> **Work task**:
The goal is to restate all of the records below word for word.

━━━━━ Study material
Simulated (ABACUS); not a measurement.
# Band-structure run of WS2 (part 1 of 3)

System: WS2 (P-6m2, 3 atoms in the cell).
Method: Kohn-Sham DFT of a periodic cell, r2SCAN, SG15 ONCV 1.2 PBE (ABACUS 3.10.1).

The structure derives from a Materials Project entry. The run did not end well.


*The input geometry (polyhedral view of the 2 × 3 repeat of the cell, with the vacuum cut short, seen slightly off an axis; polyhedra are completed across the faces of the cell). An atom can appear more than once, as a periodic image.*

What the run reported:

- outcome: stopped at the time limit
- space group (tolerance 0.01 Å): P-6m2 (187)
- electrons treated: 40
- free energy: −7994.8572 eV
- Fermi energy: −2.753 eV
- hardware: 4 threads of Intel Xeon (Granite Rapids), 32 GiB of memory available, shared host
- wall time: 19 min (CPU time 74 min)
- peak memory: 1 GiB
━━━━━━━━━━

> **Your solution**:
Simulated (ABACUS); not a measurement.
# Band-structure run of WS2 (part 1 of 3)

System: WS2 (P-6m2, 3 atoms in the cell).
Method: Kohn-Sham DFT of a periodic cell, r2SCAN, SG15 ONCV 1.2 PBE (ABACUS 3.10.1).

The structure derives from a Materials Project entry. The run did not end well.


*The input geometry (polyhedral view of the 2 × 3 repeat of the cell, with the vacuum cut short, seen slightly off an axis; polyhedra are completed across the faces of the cell). An atom can appear more than once, as a periodic image.*

What the run reported:

- outcome: stopped at the time limit
- space group (tolerance 0.01 Å): P-6m2 (187)
- electrons treated: 40
- free energy: −7994.8572 eV
- Fermi energy: −2.753 eV
- hardware: 4 threads of Intel Xeon (Granite Rapids), 32 GiB of memory available, shared host
- wall time: 19 min (CPU time 74 min)
- peak memory: 1 GiB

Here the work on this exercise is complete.